### DATA
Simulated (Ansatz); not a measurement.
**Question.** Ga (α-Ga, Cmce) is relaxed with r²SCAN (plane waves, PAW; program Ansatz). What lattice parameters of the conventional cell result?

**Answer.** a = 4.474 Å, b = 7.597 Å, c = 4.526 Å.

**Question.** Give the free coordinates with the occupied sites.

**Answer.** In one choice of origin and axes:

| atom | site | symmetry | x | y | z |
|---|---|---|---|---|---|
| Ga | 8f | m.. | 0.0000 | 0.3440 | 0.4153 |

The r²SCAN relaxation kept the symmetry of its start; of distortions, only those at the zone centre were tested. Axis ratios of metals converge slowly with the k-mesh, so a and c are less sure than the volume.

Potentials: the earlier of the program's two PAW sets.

### WORK ITEM
What is needed is an exact copy of all the records above.

### ANSWER SECTION
Simulated (Ansatz); not a measurement.
**Question.** Ga (α-Ga, Cmce) is relaxed with r²SCAN (plane waves, PAW; program Ansatz). What lattice parameters of the conventional cell result?

**Answer.** a = 4.474 Å, b = 7.597 Å, c = 4.526 Å.

**Question.** Give the free coordinates with the occupied sites.

**Answer.** In one choice of origin and axes:

| atom | site | symmetry | x | y | z |
|---|---|---|---|---|---|
| Ga | 8f | m.. | 0.0000 | 0.3440 | 0.4153 |

The r²SCAN relaxation kept the symmetry of its start; of distortions, only those at the zone centre were tested. Axis ratios of metals converge slowly with the k-mesh, so a and c are less sure than the volume.

Potentials: the earlier of the program's two PAW sets.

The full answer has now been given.